****
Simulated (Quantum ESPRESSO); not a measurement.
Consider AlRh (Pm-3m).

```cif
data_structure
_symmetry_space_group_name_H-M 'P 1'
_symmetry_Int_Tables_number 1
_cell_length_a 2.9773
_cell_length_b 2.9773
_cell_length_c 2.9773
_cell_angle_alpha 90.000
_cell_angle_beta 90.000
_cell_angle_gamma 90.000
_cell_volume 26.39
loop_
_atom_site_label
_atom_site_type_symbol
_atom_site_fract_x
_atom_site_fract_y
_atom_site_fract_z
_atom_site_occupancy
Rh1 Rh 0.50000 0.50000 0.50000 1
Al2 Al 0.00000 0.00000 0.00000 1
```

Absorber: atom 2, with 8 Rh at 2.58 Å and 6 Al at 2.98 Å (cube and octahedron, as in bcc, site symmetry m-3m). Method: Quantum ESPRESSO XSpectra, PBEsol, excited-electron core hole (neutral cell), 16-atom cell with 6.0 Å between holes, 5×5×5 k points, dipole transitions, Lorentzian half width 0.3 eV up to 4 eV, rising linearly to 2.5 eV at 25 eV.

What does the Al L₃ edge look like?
****

**Work task:**
Once you have read the records above, please copy them out exactly.

**Reply:**
Simulated (Quantum ESPRESSO); not a measurement.
Consider AlRh (Pm-3m).

```cif
data_structure
_symmetry_space_group_name_H-M 'P 1'
_symmetry_Int_Tables_number 1
_cell_length_a 2.9773
_cell_length_b 2.9773
_cell_length_c 2.9773
_cell_angle_alpha 90.000
_cell_angle_beta 90.000
_cell_angle_gamma 90.000
_cell_volume 26.39
loop_
_atom_site_label
_atom_site_type_symbol
_atom_site_fract_x
_atom_site_fract_y
_atom_site_fract_z
_atom_site_occupancy
Rh1 Rh 0.50000 0.50000 0.50000 1
Al2 Al 0.00000 0.00000 0.00000 1
```

Absorber: atom 2, with 8 Rh at 2.58 Å and 6 Al at 2.98 Å (cube and octahedron, as in bcc, site symmetry m-3m). Method: Quantum ESPRESSO XSpectra, PBEsol, excited-electron core hole (neutral cell), 16-atom cell with 6.0 Å between holes, 5×5×5 k points, dipole transitions, Lorentzian half width 0.3 eV up to 4 eV, rising linearly to 2.5 eV at 25 eV.

What does the Al L₃ edge look like?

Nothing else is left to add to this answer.